* * * * *

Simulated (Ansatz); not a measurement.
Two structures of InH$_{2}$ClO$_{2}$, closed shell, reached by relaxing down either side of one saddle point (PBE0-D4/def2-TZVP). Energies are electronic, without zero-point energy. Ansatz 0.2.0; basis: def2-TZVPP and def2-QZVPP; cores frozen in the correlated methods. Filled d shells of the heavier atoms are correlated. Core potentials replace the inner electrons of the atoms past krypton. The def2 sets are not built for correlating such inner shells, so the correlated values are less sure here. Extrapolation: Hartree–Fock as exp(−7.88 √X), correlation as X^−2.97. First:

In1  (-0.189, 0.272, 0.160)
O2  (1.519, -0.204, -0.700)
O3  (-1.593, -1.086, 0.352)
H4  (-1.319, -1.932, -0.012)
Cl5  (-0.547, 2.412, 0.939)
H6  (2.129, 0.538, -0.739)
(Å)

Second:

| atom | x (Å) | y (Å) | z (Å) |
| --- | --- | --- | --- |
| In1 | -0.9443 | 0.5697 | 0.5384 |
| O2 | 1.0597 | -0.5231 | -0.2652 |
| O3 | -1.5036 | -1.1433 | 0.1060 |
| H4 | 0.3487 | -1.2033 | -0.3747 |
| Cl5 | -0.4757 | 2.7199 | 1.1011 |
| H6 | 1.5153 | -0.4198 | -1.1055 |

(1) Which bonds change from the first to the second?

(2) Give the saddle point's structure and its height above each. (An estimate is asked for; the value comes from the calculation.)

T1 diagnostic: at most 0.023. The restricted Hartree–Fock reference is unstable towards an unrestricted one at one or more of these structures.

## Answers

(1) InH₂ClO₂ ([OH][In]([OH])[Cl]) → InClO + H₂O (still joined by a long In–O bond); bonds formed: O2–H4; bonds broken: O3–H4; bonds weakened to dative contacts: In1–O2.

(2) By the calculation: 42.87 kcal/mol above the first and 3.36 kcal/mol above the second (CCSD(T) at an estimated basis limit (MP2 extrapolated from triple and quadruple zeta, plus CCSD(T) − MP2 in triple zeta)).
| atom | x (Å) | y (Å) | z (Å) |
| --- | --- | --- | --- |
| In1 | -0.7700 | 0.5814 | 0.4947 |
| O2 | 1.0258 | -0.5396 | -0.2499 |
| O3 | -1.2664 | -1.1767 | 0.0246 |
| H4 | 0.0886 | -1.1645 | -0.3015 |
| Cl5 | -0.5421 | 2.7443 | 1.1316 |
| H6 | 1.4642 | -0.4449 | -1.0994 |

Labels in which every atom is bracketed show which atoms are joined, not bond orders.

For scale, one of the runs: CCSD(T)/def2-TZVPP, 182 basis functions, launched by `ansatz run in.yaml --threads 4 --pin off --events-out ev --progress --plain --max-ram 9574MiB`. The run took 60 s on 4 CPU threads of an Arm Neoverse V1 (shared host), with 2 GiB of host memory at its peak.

* * * * *

**Brief:**
Where the data above reaches the line holding "-1.1433 | 0.1060 |", begin printing, and stop after the line holding "(1) Which bonds". Each line must be reproduced exactly, with nothing else added.

**Result:**
| O3 | -1.5036 | -1.1433 | 0.1060 |
| H4 | 0.3487 | -1.2033 | -0.3747 |
| Cl5 | -0.4757 | 2.7199 | 1.1011 |
| H6 | 1.5153 | -0.4198 | -1.1055 |

(1) Which bonds change from the first to the second?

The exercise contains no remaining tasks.